Task item:
The answer should contain all of the data, retyped without any alteration.

##########

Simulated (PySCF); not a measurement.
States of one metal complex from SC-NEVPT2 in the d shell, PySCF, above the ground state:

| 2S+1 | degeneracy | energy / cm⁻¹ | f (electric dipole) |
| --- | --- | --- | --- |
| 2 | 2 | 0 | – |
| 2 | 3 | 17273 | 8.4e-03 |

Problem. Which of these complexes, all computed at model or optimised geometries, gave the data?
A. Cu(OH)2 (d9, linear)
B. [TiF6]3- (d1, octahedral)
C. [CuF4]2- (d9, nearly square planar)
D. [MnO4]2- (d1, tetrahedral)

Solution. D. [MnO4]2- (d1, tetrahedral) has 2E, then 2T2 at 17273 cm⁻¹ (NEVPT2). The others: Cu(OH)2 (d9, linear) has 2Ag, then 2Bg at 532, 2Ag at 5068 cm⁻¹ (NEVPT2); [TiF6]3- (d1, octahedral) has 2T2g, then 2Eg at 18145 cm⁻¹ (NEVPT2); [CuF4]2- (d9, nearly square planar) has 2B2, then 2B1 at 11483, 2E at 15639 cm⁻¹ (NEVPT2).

##########

Exercise solution:
Simulated (PySCF); not a measurement.
States of one metal complex from SC-NEVPT2 in the d shell, PySCF, above the ground state:

| 2S+1 | degeneracy | energy / cm⁻¹ | f (electric dipole) |
| --- | --- | --- | --- |
| 2 | 2 | 0 | – |
| 2 | 3 | 17273 | 8.4e-03 |

Problem. Which of these complexes, all computed at model or optimised geometries, gave the data?
A. Cu(OH)2 (d9, linear)
B. [TiF6]3- (d1, octahedral)
C. [CuF4]2- (d9, nearly square planar)
D. [MnO4]2- (d1, tetrahedral)

Solution. D. [MnO4]2- (d1, tetrahedral) has 2E, then 2T2 at 17273 cm⁻¹ (NEVPT2). The others: Cu(OH)2 (d9, linear) has 2Ag, then 2Bg at 532, 2Ag at 5068 cm⁻¹ (NEVPT2); [TiF6]3- (d1, octahedral) has 2T2g, then 2Eg at 18145 cm⁻¹ (NEVPT2); [CuF4]2- (d9, nearly square planar) has 2B2, then 2B1 at 11483, 2E at 15639 cm⁻¹ (NEVPT2).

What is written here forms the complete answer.